Brief: How do the records below read from their first line through the line containing "## Step 1: The cell of the first run"? Write those lines out exactly.

Provided material:
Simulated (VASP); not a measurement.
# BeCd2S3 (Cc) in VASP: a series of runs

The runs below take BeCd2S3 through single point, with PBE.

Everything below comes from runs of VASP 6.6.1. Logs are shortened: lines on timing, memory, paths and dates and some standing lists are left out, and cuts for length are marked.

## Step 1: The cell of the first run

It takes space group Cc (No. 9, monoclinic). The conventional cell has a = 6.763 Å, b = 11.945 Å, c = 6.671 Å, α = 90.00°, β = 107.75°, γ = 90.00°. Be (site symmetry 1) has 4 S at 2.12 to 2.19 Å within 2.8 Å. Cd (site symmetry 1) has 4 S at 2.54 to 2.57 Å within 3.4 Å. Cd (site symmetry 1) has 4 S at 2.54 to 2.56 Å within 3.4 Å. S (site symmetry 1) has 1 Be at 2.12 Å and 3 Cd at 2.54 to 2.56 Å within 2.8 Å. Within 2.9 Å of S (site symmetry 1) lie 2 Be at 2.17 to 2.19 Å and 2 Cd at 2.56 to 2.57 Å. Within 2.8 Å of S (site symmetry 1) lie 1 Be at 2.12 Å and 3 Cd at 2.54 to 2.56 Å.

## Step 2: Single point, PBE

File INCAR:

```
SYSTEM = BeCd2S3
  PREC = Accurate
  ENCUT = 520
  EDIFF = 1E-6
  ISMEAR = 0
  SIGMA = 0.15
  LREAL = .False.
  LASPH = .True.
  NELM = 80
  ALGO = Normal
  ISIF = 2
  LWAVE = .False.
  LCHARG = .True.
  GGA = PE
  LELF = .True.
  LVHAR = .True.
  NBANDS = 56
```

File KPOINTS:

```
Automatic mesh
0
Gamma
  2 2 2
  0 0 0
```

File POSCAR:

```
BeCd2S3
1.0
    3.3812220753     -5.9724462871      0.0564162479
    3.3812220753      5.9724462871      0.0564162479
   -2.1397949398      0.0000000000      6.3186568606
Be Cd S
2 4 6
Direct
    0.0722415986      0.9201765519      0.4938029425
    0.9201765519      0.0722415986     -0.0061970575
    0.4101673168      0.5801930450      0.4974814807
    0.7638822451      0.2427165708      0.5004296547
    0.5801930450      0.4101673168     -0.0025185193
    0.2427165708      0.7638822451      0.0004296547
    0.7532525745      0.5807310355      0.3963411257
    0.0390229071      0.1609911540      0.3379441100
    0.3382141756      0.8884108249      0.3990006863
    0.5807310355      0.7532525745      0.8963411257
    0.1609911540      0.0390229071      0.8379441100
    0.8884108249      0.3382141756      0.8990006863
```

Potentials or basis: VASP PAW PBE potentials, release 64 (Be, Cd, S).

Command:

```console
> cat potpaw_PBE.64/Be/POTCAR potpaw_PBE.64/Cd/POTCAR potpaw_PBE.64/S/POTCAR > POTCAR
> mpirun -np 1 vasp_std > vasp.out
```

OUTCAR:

Problem solution:
Simulated (VASP); not a measurement.
# BeCd2S3 (Cc) in VASP: a series of runs

The runs below take BeCd2S3 through single point, with PBE.

Everything below comes from runs of VASP 6.6.1. Logs are shortened: lines on timing, memory, paths and dates and some standing lists are left out, and cuts for length are marked.

## Step 1: The cell of the first run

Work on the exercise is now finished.